* [WORK ORDER] Give the listing below again in full, exactly as written.

* [DATASET ENTRIES]
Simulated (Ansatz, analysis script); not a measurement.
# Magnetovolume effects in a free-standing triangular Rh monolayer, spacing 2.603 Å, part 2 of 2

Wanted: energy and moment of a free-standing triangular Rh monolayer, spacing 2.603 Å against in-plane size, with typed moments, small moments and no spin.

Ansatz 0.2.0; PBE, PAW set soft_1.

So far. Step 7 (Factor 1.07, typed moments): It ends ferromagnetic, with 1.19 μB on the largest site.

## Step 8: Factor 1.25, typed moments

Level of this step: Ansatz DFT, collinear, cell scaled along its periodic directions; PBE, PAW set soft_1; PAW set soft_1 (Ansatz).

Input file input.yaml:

* [TASK ANSWER]
Simulated (Ansatz, analysis script); not a measurement.
# Magnetovolume effects in a free-standing triangular Rh monolayer, spacing 2.603 Å, part 2 of 2

Wanted: energy and moment of a free-standing triangular Rh monolayer, spacing 2.603 Å against in-plane size, with typed moments, small moments and no spin.

Ansatz 0.2.0; PBE, PAW set soft_1.

So far. Step 7 (Factor 1.07, typed moments): It ends ferromagnetic, with 1.19 μB on the largest site.

## Step 8: Factor 1.25, typed moments

Level of this step: Ansatz DFT, collinear, cell scaled along its periodic directions; PBE, PAW set soft_1; PAW set soft_1 (Ansatz).

Input file input.yaml:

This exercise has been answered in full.